Data for review
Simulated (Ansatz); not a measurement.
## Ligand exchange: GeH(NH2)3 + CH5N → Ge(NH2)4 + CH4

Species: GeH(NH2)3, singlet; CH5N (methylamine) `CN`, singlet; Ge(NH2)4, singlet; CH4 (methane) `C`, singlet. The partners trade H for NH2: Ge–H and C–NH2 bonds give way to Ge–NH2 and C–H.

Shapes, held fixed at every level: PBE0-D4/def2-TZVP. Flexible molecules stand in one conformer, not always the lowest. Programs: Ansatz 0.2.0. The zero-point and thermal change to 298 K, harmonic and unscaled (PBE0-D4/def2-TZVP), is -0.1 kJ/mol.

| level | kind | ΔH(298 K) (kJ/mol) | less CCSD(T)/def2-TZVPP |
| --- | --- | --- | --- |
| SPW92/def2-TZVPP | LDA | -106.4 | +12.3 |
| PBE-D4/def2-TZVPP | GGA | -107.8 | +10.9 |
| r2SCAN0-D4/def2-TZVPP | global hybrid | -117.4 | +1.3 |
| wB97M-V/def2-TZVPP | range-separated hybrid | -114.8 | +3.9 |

Work instruction
Write the listing out again, matching every line exactly.

Exercise result
Simulated (Ansatz); not a measurement.
## Ligand exchange: GeH(NH2)3 + CH5N → Ge(NH2)4 + CH4

Species: GeH(NH2)3, singlet; CH5N (methylamine) `CN`, singlet; Ge(NH2)4, singlet; CH4 (methane) `C`, singlet. The partners trade H for NH2: Ge–H and C–NH2 bonds give way to Ge–NH2 and C–H.

Shapes, held fixed at every level: PBE0-D4/def2-TZVP. Flexible molecules stand in one conformer, not always the lowest. Programs: Ansatz 0.2.0. The zero-point and thermal change to 298 K, harmonic and unscaled (PBE0-D4/def2-TZVP), is -0.1 kJ/mol.

| level | kind | ΔH(298 K) (kJ/mol) | less CCSD(T)/def2-TZVPP |
| --- | --- | --- | --- |
| SPW92/def2-TZVPP | LDA | -106.4 | +12.3 |
| PBE-D4/def2-TZVPP | GGA | -107.8 | +10.9 |
| r2SCAN0-D4/def2-TZVPP | global hybrid | -117.4 | +1.3 |
| wB97M-V/def2-TZVPP | range-separated hybrid | -114.8 | +3.9 |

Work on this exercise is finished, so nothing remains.